Exercise
The entries that follow need to be retyped verbatim.

Provided records
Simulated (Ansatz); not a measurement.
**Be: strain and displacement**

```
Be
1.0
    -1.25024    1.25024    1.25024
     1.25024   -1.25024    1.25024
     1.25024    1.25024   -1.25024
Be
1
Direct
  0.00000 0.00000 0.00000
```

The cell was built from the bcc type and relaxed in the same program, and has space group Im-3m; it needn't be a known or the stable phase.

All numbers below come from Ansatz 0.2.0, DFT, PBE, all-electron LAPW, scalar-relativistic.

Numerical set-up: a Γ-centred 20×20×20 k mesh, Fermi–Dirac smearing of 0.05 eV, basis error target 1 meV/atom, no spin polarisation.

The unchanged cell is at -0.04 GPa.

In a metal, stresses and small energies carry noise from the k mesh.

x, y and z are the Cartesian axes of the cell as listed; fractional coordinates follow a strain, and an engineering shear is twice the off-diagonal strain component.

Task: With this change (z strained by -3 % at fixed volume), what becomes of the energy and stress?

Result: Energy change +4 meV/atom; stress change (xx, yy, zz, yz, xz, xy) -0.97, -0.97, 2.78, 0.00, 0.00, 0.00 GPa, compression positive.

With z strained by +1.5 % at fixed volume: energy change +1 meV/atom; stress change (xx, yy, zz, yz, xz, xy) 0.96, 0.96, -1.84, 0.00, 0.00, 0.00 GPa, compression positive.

Exercise solution
Simulated (Ansatz); not a measurement.
**Be: strain and displacement**

```
Be
1.0
    -1.25024    1.25024    1.25024
     1.25024   -1.25024    1.25024
     1.25024    1.25024   -1.25024
Be
1
Direct
  0.00000 0.00000 0.00000
```

The cell was built from the bcc type and relaxed in the same program, and has space group Im-3m; it needn't be a known or the stable phase.

All numbers below come from Ansatz 0.2.0, DFT, PBE, all-electron LAPW, scalar-relativistic.

Numerical set-up: a Γ-centred 20×20×20 k mesh, Fermi–Dirac smearing of 0.05 eV, basis error target 1 meV/atom, no spin polarisation.

The unchanged cell is at -0.04 GPa.

In a metal, stresses and small energies carry noise from the k mesh.

x, y and z are the Cartesian axes of the cell as listed; fractional coordinates follow a strain, and an engineering shear is twice the off-diagonal strain component.

Task: With this change (z strained by -3 % at fixed volume), what becomes of the energy and stress?

Result: Energy change +4 meV/atom; stress change (xx, yy, zz, yz, xz, xy) -0.97, -0.97, 2.78, 0.00, 0.00, 0.00 GPa, compression positive.

With z strained by +1.5 % at fixed volume: energy change +1 meV/atom; stress change (xx, yy, zz, yz, xz, xy) 0.96, 0.96, -1.84, 0.00, 0.00, 0.00 GPa, compression positive.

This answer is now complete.